> _WORK TASK_
Repeat exactly, and only, the lines of the entries below from the one with "- Cutoff: 520 eV" through the one with "Caveat: spin-orbit coupling", both ends included.

------------------------------

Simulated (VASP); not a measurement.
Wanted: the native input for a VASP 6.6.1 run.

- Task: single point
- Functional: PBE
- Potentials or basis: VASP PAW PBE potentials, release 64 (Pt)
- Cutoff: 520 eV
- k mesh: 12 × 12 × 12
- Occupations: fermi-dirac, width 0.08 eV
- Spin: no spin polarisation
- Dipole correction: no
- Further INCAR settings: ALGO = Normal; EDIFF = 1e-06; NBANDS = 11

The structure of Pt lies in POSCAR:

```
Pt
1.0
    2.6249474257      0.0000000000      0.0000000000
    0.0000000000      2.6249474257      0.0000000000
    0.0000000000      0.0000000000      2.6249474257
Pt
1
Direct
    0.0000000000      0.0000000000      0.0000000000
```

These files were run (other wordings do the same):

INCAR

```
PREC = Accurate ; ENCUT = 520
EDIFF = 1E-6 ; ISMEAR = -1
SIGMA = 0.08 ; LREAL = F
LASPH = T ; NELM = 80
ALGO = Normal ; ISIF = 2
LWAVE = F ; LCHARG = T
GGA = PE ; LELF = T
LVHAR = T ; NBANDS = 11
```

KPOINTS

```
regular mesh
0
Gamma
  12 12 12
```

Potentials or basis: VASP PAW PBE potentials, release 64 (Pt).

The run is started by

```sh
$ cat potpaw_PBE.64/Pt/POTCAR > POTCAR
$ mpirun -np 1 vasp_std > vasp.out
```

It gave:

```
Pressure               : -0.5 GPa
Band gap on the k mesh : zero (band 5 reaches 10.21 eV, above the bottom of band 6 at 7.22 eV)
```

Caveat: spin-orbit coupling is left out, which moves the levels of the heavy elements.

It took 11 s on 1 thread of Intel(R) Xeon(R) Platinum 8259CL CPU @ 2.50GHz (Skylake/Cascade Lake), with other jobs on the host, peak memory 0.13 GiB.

------------------------------

> _ANSWER SPACE_
- Cutoff: 520 eV
- k mesh: 12 × 12 × 12
- Occupations: fermi-dirac, width 0.08 eV
- Spin: no spin polarisation
- Dipole correction: no
- Further INCAR settings: ALGO = Normal; EDIFF = 1e-06; NBANDS = 11

The structure of Pt lies in POSCAR:

```
Pt
1.0
    2.6249474257      0.0000000000      0.0000000000
    0.0000000000      2.6249474257      0.0000000000
    0.0000000000      0.0000000000      2.6249474257
Pt
1
Direct
    0.0000000000      0.0000000000      0.0000000000
```

These files were run (other wordings do the same):

INCAR

```
PREC = Accurate ; ENCUT = 520
EDIFF = 1E-6 ; ISMEAR = -1
SIGMA = 0.08 ; LREAL = F
LASPH = T ; NELM = 80
ALGO = Normal ; ISIF = 2
LWAVE = F ; LCHARG = T
GGA = PE ; LELF = T
LVHAR = T ; NBANDS = 11
```

KPOINTS

```
regular mesh
0
Gamma
  12 12 12
```

Potentials or basis: VASP PAW PBE potentials, release 64 (Pt).

The run is started by

```sh
$ cat potpaw_PBE.64/Pt/POTCAR > POTCAR
$ mpirun -np 1 vasp_std > vasp.out
```

It gave:

```
Pressure               : -0.5 GPa
Band gap on the k mesh : zero (band 5 reaches 10.21 eV, above the bottom of band 6 at 7.22 eV)
```

Caveat: spin-orbit coupling is left out, which moves the levels of the heavy elements.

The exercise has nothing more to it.